Exact repetition is required: output every record in full.

**Dataset entries**
┄┄┄┄┄┄┄┄┄┄┄┄┄┄┄┄┄┄┄┄

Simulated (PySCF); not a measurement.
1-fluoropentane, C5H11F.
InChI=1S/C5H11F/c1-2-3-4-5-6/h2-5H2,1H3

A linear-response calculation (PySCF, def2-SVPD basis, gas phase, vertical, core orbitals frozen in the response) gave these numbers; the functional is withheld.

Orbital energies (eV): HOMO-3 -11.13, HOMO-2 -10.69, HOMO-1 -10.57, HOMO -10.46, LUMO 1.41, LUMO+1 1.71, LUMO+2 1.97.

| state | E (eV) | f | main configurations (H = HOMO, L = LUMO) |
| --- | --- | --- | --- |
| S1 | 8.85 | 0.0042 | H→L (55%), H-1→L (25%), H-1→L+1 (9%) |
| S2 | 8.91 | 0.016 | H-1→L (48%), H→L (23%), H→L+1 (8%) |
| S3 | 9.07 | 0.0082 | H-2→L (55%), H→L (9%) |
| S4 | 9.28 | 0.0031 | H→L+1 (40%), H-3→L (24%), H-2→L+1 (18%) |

┄┄┄┄┄┄┄┄┄┄┄┄┄┄┄┄┄┄┄┄

**Exercise response**
Simulated (PySCF); not a measurement.
1-fluoropentane, C5H11F.
InChI=1S/C5H11F/c1-2-3-4-5-6/h2-5H2,1H3

A linear-response calculation (PySCF, def2-SVPD basis, gas phase, vertical, core orbitals frozen in the response) gave these numbers; the functional is withheld.

Orbital energies (eV): HOMO-3 -11.13, HOMO-2 -10.69, HOMO-1 -10.57, HOMO -10.46, LUMO 1.41, LUMO+1 1.71, LUMO+2 1.97.

| state | E (eV) | f | main configurations (H = HOMO, L = LUMO) |
| --- | --- | --- | --- |
| S1 | 8.85 | 0.0042 | H→L (55%), H-1→L (25%), H-1→L+1 (9%) |
| S2 | 8.91 | 0.016 | H-1→L (48%), H→L (23%), H→L+1 (8%) |
| S3 | 9.07 | 0.0082 | H-2→L (55%), H→L (9%) |
| S4 | 9.28 | 0.0031 | H→L+1 (40%), H-3→L (24%), H-2→L+1 (18%) |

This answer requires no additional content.